==== SUPPLIED INFORMATION ====

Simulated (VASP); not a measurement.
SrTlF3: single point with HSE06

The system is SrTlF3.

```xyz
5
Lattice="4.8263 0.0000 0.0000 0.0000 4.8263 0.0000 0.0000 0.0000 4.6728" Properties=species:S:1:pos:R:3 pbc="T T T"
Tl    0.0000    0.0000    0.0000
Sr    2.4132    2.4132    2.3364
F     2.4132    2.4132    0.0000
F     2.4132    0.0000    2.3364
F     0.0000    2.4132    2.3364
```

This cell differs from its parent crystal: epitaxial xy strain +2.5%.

====

Print every entry exactly as written.

Simulated (VASP); not a measurement.
SrTlF3: single point with HSE06

The system is SrTlF3.

```xyz
5
Lattice="4.8263 0.0000 0.0000 0.0000 4.8263 0.0000 0.0000 0.0000 4.6728" Properties=species:S:1:pos:R:3 pbc="T T T"
Tl    0.0000    0.0000    0.0000
Sr    2.4132    2.4132    2.3364
F     2.4132    2.4132    0.0000
F     2.4132    0.0000    2.3364
F     0.0000    2.4132    2.3364
```

This cell differs from its parent crystal: epitaxial xy strain +2.5%.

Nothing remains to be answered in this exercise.